For the records below, output each line exactly as it appears, from the first through the line with "Identify the bonds, lone".

• • • •

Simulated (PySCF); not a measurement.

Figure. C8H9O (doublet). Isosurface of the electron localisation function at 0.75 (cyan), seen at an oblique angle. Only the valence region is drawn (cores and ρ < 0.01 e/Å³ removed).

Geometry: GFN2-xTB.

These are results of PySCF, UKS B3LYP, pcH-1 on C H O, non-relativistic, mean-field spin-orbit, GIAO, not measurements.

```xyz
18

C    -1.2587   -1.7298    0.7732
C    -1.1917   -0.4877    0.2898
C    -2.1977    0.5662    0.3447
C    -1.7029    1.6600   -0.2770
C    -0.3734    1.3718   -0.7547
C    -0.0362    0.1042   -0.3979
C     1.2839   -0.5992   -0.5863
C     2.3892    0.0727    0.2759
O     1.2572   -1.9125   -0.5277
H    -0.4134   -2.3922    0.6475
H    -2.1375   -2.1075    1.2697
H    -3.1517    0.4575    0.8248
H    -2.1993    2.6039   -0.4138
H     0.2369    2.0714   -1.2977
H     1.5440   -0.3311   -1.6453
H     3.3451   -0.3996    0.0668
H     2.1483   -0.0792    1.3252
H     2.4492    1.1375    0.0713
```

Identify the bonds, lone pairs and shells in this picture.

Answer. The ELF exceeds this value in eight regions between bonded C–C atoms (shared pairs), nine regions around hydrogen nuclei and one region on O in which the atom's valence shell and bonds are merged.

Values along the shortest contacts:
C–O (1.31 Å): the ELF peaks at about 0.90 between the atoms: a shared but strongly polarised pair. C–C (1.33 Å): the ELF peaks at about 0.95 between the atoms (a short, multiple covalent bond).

• • • •

Response:
Simulated (PySCF); not a measurement.

Figure. C8H9O (doublet). Isosurface of the electron localisation function at 0.75 (cyan), seen at an oblique angle. Only the valence region is drawn (cores and ρ < 0.01 e/Å³ removed).

Geometry: GFN2-xTB.

These are results of PySCF, UKS B3LYP, pcH-1 on C H O, non-relativistic, mean-field spin-orbit, GIAO, not measurements.

```xyz
18

C    -1.2587   -1.7298    0.7732
C    -1.1917   -0.4877    0.2898
C    -2.1977    0.5662    0.3447
C    -1.7029    1.6600   -0.2770
C    -0.3734    1.3718   -0.7547
C    -0.0362    0.1042   -0.3979
C     1.2839   -0.5992   -0.5863
C     2.3892    0.0727    0.2759
O     1.2572   -1.9125   -0.5277
H    -0.4134   -2.3922    0.6475
H    -2.1375   -2.1075    1.2697
H    -3.1517    0.4575    0.8248
H    -2.1993    2.6039   -0.4138
H     0.2369    2.0714   -1.2977
H     1.5440   -0.3311   -1.6453
H     3.3451   -0.3996    0.0668
H     2.1483   -0.0792    1.3252
H     2.4492    1.1375    0.0713
```

Identify the bonds, lone pairs and shells in this picture.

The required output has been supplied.